---------- DATA TO EXAMINE

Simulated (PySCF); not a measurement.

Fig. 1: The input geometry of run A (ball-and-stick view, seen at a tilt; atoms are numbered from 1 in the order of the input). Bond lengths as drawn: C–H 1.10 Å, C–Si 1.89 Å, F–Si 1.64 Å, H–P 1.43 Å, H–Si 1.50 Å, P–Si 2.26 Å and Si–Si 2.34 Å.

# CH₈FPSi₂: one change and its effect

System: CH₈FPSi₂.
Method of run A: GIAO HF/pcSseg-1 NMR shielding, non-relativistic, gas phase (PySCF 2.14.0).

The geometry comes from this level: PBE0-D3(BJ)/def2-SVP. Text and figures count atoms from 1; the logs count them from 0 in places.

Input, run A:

--------------------

WORK REQUEST:
All of the data above needs to be written out exactly.

WRITTEN RESPONSE:
Simulated (PySCF); not a measurement.

Fig. 1: The input geometry of run A (ball-and-stick view, seen at a tilt; atoms are numbered from 1 in the order of the input). Bond lengths as drawn: C–H 1.10 Å, C–Si 1.89 Å, F–Si 1.64 Å, H–P 1.43 Å, H–Si 1.50 Å, P–Si 2.26 Å and Si–Si 2.34 Å.

# CH₈FPSi₂: one change and its effect

System: CH₈FPSi₂.
Method of run A: GIAO HF/pcSseg-1 NMR shielding, non-relativistic, gas phase (PySCF 2.14.0).

The geometry comes from this level: PBE0-D3(BJ)/def2-SVP. Text and figures count atoms from 1; the logs count them from 0 in places.

Input, run A:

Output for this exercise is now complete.